──────── Information provided ────────
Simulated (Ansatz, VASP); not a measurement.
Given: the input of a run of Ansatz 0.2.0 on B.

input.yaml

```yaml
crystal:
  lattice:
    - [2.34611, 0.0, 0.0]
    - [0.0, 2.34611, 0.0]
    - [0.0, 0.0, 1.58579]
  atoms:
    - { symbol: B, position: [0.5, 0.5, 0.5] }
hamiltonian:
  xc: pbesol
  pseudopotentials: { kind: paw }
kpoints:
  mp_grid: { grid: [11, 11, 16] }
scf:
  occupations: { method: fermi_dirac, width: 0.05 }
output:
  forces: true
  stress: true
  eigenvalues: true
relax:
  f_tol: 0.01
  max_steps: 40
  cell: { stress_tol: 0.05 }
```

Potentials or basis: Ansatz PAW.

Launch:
────────

▶ Brief
Please transcribe the material above in full, keeping every character intact.

▶ Written response
Simulated (Ansatz, VASP); not a measurement.
Given: the input of a run of Ansatz 0.2.0 on B.

input.yaml

```yaml
crystal:
  lattice:
    - [2.34611, 0.0, 0.0]
    - [0.0, 2.34611, 0.0]
    - [0.0, 0.0, 1.58579]
  atoms:
    - { symbol: B, position: [0.5, 0.5, 0.5] }
hamiltonian:
  xc: pbesol
  pseudopotentials: { kind: paw }
kpoints:
  mp_grid: { grid: [11, 11, 16] }
scf:
  occupations: { method: fermi_dirac, width: 0.05 }
output:
  forces: true
  stress: true
  eigenvalues: true
relax:
  f_tol: 0.01
  max_steps: 40
  cell: { stress_tol: 0.05 }
```

Potentials or basis: Ansatz PAW.

Launch:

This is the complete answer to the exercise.